LISTED ENTRIES =
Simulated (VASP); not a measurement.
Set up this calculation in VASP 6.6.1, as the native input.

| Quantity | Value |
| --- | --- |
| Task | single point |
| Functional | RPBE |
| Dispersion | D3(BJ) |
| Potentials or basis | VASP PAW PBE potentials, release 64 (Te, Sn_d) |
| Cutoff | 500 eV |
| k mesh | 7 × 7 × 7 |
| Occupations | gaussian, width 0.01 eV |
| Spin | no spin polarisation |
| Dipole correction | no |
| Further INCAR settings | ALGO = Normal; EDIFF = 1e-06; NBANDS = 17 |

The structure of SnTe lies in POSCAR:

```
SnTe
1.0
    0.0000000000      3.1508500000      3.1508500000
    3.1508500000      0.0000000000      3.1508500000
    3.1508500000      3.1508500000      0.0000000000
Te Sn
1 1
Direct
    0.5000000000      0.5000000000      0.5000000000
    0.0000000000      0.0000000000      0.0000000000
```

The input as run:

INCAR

REQUIREMENT = Your reply should contain each entry, copied without alteration.

WORKED SOLUTION =
Simulated (VASP); not a measurement.
Set up this calculation in VASP 6.6.1, as the native input.

| Quantity | Value |
| --- | --- |
| Task | single point |
| Functional | RPBE |
| Dispersion | D3(BJ) |
| Potentials or basis | VASP PAW PBE potentials, release 64 (Te, Sn_d) |
| Cutoff | 500 eV |
| k mesh | 7 × 7 × 7 |
| Occupations | gaussian, width 0.01 eV |
| Spin | no spin polarisation |
| Dipole correction | no |
| Further INCAR settings | ALGO = Normal; EDIFF = 1e-06; NBANDS = 17 |

The structure of SnTe lies in POSCAR:

```
SnTe
1.0
    0.0000000000      3.1508500000      3.1508500000
    3.1508500000      0.0000000000      3.1508500000
    3.1508500000      3.1508500000      0.0000000000
Te Sn
1 1
Direct
    0.5000000000      0.5000000000      0.5000000000
    0.0000000000      0.0000000000      0.0000000000
```

The input as run:

INCAR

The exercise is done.